▶ [Work task]: Write out again, please, the records below from the first line to the line holding "### Step 3. Gd³⁺, [Xe] 4f7", inclusive, and nothing else.

▶ [Dataset excerpts]:
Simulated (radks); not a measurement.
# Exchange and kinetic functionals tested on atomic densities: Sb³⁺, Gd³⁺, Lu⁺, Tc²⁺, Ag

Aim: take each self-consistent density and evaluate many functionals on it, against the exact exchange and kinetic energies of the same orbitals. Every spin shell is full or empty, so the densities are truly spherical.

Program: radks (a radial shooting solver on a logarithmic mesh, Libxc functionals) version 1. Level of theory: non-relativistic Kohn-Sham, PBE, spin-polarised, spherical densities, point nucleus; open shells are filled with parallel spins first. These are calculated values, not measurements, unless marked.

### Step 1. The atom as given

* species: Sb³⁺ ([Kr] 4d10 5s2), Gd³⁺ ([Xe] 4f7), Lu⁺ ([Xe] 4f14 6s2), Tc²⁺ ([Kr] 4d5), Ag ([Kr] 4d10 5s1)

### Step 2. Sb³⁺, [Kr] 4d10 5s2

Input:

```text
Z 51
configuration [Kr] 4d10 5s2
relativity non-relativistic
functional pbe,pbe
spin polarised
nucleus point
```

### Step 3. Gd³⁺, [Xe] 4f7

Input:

▶ [Written reply]:
Simulated (radks); not a measurement.
# Exchange and kinetic functionals tested on atomic densities: Sb³⁺, Gd³⁺, Lu⁺, Tc²⁺, Ag

Aim: take each self-consistent density and evaluate many functionals on it, against the exact exchange and kinetic energies of the same orbitals. Every spin shell is full or empty, so the densities are truly spherical.

Program: radks (a radial shooting solver on a logarithmic mesh, Libxc functionals) version 1. Level of theory: non-relativistic Kohn-Sham, PBE, spin-polarised, spherical densities, point nucleus; open shells are filled with parallel spins first. These are calculated values, not measurements, unless marked.

### Step 1. The atom as given

* species: Sb³⁺ ([Kr] 4d10 5s2), Gd³⁺ ([Xe] 4f7), Lu⁺ ([Xe] 4f14 6s2), Tc²⁺ ([Kr] 4d5), Ag ([Kr] 4d10 5s1)

### Step 2. Sb³⁺, [Kr] 4d10 5s2

Input:

```text
Z 51
configuration [Kr] 4d10 5s2
relativity non-relativistic
functional pbe,pbe
spin polarised
nucleus point
```

### Step 3. Gd³⁺, [Xe] 4f7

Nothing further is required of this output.